TASK ITEM
Take the entries below and print, exactly, the stretch from the line containing "Geometry from a" through the line containing "Unscaled harmonic wavenumbers", both included.

SUPPLIED DATA
_ _ _ _ _ _ _
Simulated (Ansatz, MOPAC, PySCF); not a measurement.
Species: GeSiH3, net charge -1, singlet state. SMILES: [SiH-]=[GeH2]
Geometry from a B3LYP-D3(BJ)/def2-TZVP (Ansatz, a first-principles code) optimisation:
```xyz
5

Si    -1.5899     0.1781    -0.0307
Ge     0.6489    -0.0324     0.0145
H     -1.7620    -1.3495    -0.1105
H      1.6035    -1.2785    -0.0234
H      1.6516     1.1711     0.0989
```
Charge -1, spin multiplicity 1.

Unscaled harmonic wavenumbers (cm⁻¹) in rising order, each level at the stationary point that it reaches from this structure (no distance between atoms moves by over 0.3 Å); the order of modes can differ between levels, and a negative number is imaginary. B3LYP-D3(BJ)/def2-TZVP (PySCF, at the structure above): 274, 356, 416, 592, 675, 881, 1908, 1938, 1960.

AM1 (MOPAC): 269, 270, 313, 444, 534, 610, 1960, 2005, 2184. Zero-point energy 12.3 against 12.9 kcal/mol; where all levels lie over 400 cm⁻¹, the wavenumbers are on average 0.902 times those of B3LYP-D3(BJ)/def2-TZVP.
_ _ _ _ _ _ _

ANSWER SECTION
Geometry from a B3LYP-D3(BJ)/def2-TZVP (Ansatz, a first-principles code) optimisation:
```xyz
5

Si    -1.5899     0.1781    -0.0307
Ge     0.6489    -0.0324     0.0145
H     -1.7620    -1.3495    -0.1105
H      1.6035    -1.2785    -0.0234
H      1.6516     1.1711     0.0989
```
Charge -1, spin multiplicity 1.

Unscaled harmonic wavenumbers (cm⁻¹) in rising order, each level at the stationary point that it reaches from this structure (no distance between atoms moves by over 0.3 Å); the order of modes can differ between levels, and a negative number is imaginary. B3LYP-D3(BJ)/def2-TZVP (PySCF, at the structure above): 274, 356, 416, 592, 675, 881, 1908, 1938, 1960.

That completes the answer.